- INFORMATION SUPPLIED -
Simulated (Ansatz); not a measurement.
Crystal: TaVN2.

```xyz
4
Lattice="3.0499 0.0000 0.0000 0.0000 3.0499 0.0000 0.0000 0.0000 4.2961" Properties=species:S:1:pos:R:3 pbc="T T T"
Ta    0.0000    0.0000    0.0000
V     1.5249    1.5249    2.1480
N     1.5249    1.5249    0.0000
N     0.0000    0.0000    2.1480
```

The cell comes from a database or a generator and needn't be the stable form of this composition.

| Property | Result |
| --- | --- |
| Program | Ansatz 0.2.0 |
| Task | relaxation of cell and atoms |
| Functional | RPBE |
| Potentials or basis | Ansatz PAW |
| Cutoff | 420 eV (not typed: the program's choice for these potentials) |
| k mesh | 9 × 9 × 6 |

- WORK ORDER -
Set down the records once more, character for character.

- EXPECTED ANSWER -
Simulated (Ansatz); not a measurement.
Crystal: TaVN2.

```xyz
4
Lattice="3.0499 0.0000 0.0000 0.0000 3.0499 0.0000 0.0000 0.0000 4.2961" Properties=species:S:1:pos:R:3 pbc="T T T"
Ta    0.0000    0.0000    0.0000
V     1.5249    1.5249    2.1480
N     1.5249    1.5249    0.0000
N     0.0000    0.0000    2.1480
```

The cell comes from a database or a generator and needn't be the stable form of this composition.

| Property | Result |
| --- | --- |
| Program | Ansatz 0.2.0 |
| Task | relaxation of cell and atoms |
| Functional | RPBE |
| Potentials or basis | Ansatz PAW |
| Cutoff | 420 eV (not typed: the program's choice for these potentials) |
| k mesh | 9 × 9 × 6 |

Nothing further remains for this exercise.